Information shown:
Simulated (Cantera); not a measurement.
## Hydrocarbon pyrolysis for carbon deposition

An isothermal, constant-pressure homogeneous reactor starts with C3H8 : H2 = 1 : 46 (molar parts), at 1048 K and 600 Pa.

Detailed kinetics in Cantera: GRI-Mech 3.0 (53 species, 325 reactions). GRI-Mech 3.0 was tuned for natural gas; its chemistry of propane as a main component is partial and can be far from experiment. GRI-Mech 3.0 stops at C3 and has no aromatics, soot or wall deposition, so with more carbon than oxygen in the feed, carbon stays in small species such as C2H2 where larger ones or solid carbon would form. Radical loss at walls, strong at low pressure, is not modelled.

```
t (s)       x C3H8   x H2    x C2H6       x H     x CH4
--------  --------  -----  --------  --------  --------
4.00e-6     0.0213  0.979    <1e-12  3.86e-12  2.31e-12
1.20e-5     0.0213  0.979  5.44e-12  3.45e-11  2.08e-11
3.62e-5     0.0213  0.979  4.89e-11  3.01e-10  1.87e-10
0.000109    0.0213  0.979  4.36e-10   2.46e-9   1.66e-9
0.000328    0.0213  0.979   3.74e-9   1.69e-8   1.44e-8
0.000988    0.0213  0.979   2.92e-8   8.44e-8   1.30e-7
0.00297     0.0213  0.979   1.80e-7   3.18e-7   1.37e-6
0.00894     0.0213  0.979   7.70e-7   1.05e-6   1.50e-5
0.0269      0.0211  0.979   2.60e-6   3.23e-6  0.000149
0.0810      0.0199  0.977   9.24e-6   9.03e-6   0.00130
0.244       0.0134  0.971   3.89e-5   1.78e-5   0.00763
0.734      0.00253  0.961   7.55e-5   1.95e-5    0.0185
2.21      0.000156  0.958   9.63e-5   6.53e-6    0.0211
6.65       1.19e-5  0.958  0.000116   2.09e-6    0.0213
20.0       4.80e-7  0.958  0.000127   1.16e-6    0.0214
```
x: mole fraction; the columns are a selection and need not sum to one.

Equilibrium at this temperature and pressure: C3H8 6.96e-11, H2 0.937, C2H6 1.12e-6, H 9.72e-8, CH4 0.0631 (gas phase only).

Assigned task:
Here the job is to set down exactly the lines of the material above that fall between the one with "## Hydrocarbon pyrolysis" and the one with "An isothermal, constant-pressure", inclusive, and nothing beyond them.

Task response:
## Hydrocarbon pyrolysis for carbon deposition

An isothermal, constant-pressure homogeneous reactor starts with C3H8 : H2 = 1 : 46 (molar parts), at 1048 K and 600 Pa.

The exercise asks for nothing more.